** EXCERPTED RECORDS **
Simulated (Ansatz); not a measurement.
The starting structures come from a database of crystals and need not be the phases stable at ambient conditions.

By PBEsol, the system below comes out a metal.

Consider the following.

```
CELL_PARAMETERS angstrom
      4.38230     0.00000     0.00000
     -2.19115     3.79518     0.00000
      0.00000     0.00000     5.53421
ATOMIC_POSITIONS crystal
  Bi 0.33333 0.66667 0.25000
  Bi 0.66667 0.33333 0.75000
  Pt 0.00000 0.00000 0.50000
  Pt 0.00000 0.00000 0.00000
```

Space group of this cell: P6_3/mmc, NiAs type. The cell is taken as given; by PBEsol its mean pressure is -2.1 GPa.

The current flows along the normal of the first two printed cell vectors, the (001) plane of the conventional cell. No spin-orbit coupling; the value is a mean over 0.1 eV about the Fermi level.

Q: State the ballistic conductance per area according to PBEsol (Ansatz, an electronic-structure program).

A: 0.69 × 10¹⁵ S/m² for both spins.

** BRIEF **
Using the entries above, quote each line verbatim from the first through the line that contains "Q: State the".

** EXERCISE ANSWER **
Simulated (Ansatz); not a measurement.
The starting structures come from a database of crystals and need not be the phases stable at ambient conditions.

By PBEsol, the system below comes out a metal.

Consider the following.

```
CELL_PARAMETERS angstrom
      4.38230     0.00000     0.00000
     -2.19115     3.79518     0.00000
      0.00000     0.00000     5.53421
ATOMIC_POSITIONS crystal
  Bi 0.33333 0.66667 0.25000
  Bi 0.66667 0.33333 0.75000
  Pt 0.00000 0.00000 0.50000
  Pt 0.00000 0.00000 0.00000
```

Space group of this cell: P6_3/mmc, NiAs type. The cell is taken as given; by PBEsol its mean pressure is -2.1 GPa.

The current flows along the normal of the first two printed cell vectors, the (001) plane of the conventional cell. No spin-orbit coupling; the value is a mean over 0.1 eV about the Fermi level.

Q: State the ballistic conductance per area according to PBEsol (Ansatz, an electronic-structure program).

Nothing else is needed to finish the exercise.